INFORMATION SHOWN:
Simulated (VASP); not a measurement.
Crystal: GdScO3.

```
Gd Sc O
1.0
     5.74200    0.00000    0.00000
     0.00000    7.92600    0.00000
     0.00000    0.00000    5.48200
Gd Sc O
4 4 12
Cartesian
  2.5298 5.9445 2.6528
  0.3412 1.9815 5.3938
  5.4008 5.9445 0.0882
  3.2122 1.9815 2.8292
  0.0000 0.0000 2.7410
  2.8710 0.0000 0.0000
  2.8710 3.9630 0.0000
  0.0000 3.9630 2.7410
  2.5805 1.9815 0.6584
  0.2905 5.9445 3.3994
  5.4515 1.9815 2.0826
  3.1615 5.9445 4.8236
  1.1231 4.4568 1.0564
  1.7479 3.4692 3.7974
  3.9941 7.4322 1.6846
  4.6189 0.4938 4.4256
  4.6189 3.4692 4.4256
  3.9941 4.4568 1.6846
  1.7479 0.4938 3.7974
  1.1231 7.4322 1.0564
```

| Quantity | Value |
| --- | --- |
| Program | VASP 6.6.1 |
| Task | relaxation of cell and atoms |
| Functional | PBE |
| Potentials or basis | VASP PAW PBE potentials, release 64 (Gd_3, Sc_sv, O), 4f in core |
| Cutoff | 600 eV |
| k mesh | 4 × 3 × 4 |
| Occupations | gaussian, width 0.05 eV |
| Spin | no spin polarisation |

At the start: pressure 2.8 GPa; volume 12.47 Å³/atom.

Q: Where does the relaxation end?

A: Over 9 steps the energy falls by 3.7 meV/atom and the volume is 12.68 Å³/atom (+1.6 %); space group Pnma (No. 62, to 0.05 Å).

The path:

WORK ITEM: Please retype the top of the data exactly, down to and including the line that holds "At the start: pressure", and nothing further.

ANSWER SECTION:
Simulated (VASP); not a measurement.
Crystal: GdScO3.

```
Gd Sc O
1.0
     5.74200    0.00000    0.00000
     0.00000    7.92600    0.00000
     0.00000    0.00000    5.48200
Gd Sc O
4 4 12
Cartesian
  2.5298 5.9445 2.6528
  0.3412 1.9815 5.3938
  5.4008 5.9445 0.0882
  3.2122 1.9815 2.8292
  0.0000 0.0000 2.7410
  2.8710 0.0000 0.0000
  2.8710 3.9630 0.0000
  0.0000 3.9630 2.7410
  2.5805 1.9815 0.6584
  0.2905 5.9445 3.3994
  5.4515 1.9815 2.0826
  3.1615 5.9445 4.8236
  1.1231 4.4568 1.0564
  1.7479 3.4692 3.7974
  3.9941 7.4322 1.6846
  4.6189 0.4938 4.4256
  4.6189 3.4692 4.4256
  3.9941 4.4568 1.6846
  1.7479 0.4938 3.7974
  1.1231 7.4322 1.0564
```

| Quantity | Value |
| --- | --- |
| Program | VASP 6.6.1 |
| Task | relaxation of cell and atoms |
| Functional | PBE |
| Potentials or basis | VASP PAW PBE potentials, release 64 (Gd_3, Sc_sv, O), 4f in core |
| Cutoff | 600 eV |
| k mesh | 4 × 3 × 4 |
| Occupations | gaussian, width 0.05 eV |
| Spin | no spin polarisation |

At the start: pressure 2.8 GPa; volume 12.47 Å³/atom.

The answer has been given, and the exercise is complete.